=-=-=
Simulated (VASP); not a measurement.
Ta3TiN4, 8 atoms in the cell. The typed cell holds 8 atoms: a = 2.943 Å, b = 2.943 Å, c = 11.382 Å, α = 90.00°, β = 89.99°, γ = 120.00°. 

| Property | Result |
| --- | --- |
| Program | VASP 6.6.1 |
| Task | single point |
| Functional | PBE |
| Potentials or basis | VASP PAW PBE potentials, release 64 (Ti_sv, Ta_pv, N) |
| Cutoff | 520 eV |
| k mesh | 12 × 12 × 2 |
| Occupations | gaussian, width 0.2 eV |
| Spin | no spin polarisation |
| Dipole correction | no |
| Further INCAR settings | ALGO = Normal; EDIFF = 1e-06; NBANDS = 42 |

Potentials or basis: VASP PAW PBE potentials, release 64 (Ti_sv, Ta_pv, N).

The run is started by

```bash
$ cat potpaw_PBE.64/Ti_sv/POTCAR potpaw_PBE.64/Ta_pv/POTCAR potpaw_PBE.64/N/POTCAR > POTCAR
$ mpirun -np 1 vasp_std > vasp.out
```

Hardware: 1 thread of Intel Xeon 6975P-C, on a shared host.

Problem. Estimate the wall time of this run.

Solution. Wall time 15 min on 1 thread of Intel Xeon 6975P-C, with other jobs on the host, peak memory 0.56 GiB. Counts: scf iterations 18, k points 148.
=-=-=

**Action item:**
Write out the listing's lines exactly, from its first line through the line that contains "Functional | PBE |", and stop there.

**Exercise result:**
Simulated (VASP); not a measurement.
Ta3TiN4, 8 atoms in the cell. The typed cell holds 8 atoms: a = 2.943 Å, b = 2.943 Å, c = 11.382 Å, α = 90.00°, β = 89.99°, γ = 120.00°. 

| Property | Result |
| --- | --- |
| Program | VASP 6.6.1 |
| Task | single point |
| Functional | PBE |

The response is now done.